* _WORK INSTRUCTION_:
Give again, word for word, each line from the top of the listing through the line that holds "Quantum ESPRESSO's pw.x.".

* _DATA_:
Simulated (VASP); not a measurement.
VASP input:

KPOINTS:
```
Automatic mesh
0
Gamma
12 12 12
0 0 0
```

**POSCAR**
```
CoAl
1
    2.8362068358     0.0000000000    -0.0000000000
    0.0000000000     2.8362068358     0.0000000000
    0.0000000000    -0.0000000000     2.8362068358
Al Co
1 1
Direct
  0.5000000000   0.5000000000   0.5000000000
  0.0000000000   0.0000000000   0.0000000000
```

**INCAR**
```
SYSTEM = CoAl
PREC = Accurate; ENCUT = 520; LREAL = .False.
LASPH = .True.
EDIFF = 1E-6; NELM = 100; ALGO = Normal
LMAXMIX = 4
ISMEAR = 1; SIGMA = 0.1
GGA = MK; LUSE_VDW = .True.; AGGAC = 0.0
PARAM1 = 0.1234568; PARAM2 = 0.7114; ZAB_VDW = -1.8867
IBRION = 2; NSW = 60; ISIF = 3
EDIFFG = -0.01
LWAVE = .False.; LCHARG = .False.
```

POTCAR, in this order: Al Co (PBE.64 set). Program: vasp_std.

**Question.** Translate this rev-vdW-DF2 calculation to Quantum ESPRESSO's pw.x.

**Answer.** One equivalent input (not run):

* _WRITTEN ANSWER_:
Simulated (VASP); not a measurement.
VASP input:

KPOINTS:
```
Automatic mesh
0
Gamma
12 12 12
0 0 0
```

**POSCAR**
```
CoAl
1
    2.8362068358     0.0000000000    -0.0000000000
    0.0000000000     2.8362068358     0.0000000000
    0.0000000000    -0.0000000000     2.8362068358
Al Co
1 1
Direct
  0.5000000000   0.5000000000   0.5000000000
  0.0000000000   0.0000000000   0.0000000000
```

**INCAR**
```
SYSTEM = CoAl
PREC = Accurate; ENCUT = 520; LREAL = .False.
LASPH = .True.
EDIFF = 1E-6; NELM = 100; ALGO = Normal
LMAXMIX = 4
ISMEAR = 1; SIGMA = 0.1
GGA = MK; LUSE_VDW = .True.; AGGAC = 0.0
PARAM1 = 0.1234568; PARAM2 = 0.7114; ZAB_VDW = -1.8867
IBRION = 2; NSW = 60; ISIF = 3
EDIFFG = -0.01
LWAVE = .False.; LCHARG = .False.
```

POTCAR, in this order: Al Co (PBE.64 set). Program: vasp_std.

**Question.** Translate this rev-vdW-DF2 calculation to Quantum ESPRESSO's pw.x.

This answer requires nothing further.